Material shown: Begin
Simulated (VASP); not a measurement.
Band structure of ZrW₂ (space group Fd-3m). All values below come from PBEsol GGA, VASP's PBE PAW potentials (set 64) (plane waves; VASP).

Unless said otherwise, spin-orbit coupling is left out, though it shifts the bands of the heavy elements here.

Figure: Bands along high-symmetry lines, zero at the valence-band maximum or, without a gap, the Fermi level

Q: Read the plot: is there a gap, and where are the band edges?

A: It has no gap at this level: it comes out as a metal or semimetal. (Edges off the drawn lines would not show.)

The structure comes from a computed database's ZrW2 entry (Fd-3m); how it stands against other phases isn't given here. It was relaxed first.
Material shown: End

Could you give the records again, exactly as they appear?

== Exercise result ==
Simulated (VASP); not a measurement.
Band structure of ZrW₂ (space group Fd-3m). All values below come from PBEsol GGA, VASP's PBE PAW potentials (set 64) (plane waves; VASP).

Unless said otherwise, spin-orbit coupling is left out, though it shifts the bands of the heavy elements here.

Figure: Bands along high-symmetry lines, zero at the valence-band maximum or, without a gap, the Fermi level

Q: Read the plot: is there a gap, and where are the band edges?

A: It has no gap at this level: it comes out as a metal or semimetal. (Edges off the drawn lines would not show.)

The structure comes from a computed database's ZrW2 entry (Fd-3m); how it stands against other phases isn't given here. It was relaxed first.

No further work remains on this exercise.